WORK ITEM » From the entries below, retype only the lines from the one with "- Steady flux" through the one with "- Dose through", exactly as written.

----- SOURCE MATERIAL -----
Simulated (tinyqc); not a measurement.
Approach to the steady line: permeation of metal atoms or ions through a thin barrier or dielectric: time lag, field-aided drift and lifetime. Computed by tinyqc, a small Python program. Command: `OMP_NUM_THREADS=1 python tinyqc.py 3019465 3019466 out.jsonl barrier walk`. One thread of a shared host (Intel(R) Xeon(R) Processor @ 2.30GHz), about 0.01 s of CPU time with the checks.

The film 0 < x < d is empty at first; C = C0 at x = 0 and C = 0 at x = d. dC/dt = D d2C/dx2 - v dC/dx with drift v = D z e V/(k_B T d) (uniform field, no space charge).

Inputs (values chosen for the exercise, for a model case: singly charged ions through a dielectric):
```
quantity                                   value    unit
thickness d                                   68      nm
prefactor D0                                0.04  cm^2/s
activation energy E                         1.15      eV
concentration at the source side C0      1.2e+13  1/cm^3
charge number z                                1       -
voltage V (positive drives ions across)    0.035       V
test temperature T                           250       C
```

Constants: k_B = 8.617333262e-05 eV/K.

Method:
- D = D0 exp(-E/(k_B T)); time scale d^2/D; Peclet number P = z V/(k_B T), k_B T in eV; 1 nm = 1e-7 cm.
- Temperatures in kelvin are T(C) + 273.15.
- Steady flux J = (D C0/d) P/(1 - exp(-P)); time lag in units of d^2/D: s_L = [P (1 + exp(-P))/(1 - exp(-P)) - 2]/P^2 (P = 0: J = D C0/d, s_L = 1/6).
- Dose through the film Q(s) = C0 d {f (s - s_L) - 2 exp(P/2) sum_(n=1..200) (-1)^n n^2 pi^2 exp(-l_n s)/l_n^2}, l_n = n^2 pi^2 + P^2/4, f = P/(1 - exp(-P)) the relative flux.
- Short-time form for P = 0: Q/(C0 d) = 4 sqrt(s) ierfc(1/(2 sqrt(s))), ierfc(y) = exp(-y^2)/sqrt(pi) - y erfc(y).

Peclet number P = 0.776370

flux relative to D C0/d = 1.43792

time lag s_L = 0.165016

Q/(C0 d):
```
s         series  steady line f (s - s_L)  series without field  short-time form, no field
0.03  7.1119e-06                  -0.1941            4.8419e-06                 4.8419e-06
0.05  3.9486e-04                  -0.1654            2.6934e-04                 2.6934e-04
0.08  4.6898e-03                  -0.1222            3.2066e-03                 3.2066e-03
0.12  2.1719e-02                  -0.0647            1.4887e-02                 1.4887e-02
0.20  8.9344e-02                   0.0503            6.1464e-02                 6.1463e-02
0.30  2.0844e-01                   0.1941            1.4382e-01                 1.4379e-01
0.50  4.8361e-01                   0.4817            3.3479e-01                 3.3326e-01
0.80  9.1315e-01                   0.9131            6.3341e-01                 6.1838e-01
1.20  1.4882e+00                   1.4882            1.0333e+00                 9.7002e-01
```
-----

WRITTEN RESPONSE »
- Steady flux J = (D C0/d) P/(1 - exp(-P)); time lag in units of d^2/D: s_L = [P (1 + exp(-P))/(1 - exp(-P)) - 2]/P^2 (P = 0: J = D C0/d, s_L = 1/6).
- Dose through the film Q(s) = C0 d {f (s - s_L) - 2 exp(P/2) sum_(n=1..200) (-1)^n n^2 pi^2 exp(-l_n s)/l_n^2}, l_n = n^2 pi^2 + P^2/4, f = P/(1 - exp(-P)) the relative flux.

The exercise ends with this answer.